■ Assigned task:
Your output must match the data word for word, with every line included.

■ Excerpted records:
====
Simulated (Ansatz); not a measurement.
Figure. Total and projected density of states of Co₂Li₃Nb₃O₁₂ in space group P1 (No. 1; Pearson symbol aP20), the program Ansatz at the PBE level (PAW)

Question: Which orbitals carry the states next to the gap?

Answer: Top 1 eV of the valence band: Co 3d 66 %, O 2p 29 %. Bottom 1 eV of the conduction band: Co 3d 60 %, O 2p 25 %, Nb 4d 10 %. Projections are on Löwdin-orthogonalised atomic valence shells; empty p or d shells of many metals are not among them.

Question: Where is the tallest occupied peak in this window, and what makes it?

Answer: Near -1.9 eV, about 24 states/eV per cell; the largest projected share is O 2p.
====

■ Response box:
Simulated (Ansatz); not a measurement.
Figure. Total and projected density of states of Co₂Li₃Nb₃O₁₂ in space group P1 (No. 1; Pearson symbol aP20), the program Ansatz at the PBE level (PAW)

Question: Which orbitals carry the states next to the gap?

Answer: Top 1 eV of the valence band: Co 3d 66 %, O 2p 29 %. Bottom 1 eV of the conduction band: Co 3d 60 %, O 2p 25 %, Nb 4d 10 %. Projections are on Löwdin-orthogonalised atomic valence shells; empty p or d shells of many metals are not among them.

Question: Where is the tallest occupied peak in this window, and what makes it?

Answer: Near -1.9 eV, about 24 states/eV per cell; the largest projected share is O 2p.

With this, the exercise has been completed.